[ASSIGNMENT]
Please reproduce the following records exactly, with nothing omitted.

[DATA FOR REVIEW — start]

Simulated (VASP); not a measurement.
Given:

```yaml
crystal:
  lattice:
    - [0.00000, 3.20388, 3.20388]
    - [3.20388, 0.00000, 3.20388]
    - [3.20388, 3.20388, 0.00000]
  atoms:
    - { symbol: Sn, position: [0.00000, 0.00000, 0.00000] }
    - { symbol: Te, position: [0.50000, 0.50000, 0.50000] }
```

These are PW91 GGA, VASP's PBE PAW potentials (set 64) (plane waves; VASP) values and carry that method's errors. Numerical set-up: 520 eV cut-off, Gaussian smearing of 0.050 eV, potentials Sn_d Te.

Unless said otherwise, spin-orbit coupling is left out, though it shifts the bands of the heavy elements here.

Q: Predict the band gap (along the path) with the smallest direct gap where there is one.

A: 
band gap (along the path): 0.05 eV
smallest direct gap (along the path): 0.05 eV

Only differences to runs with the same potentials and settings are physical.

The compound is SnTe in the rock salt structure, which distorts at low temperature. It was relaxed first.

[DATA FOR REVIEW — finish]

[SOLUTION]
Simulated (VASP); not a measurement.
Given:

```yaml
crystal:
  lattice:
    - [0.00000, 3.20388, 3.20388]
    - [3.20388, 0.00000, 3.20388]
    - [3.20388, 3.20388, 0.00000]
  atoms:
    - { symbol: Sn, position: [0.00000, 0.00000, 0.00000] }
    - { symbol: Te, position: [0.50000, 0.50000, 0.50000] }
```

These are PW91 GGA, VASP's PBE PAW potentials (set 64) (plane waves; VASP) values and carry that method's errors. Numerical set-up: 520 eV cut-off, Gaussian smearing of 0.050 eV, potentials Sn_d Te.

Unless said otherwise, spin-orbit coupling is left out, though it shifts the bands of the heavy elements here.

Q: Predict the band gap (along the path) with the smallest direct gap where there is one.

A: 
band gap (along the path): 0.05 eV
smallest direct gap (along the path): 0.05 eV

Only differences to runs with the same potentials and settings are physical.

The compound is SnTe in the rock salt structure, which distorts at low temperature. It was relaxed first.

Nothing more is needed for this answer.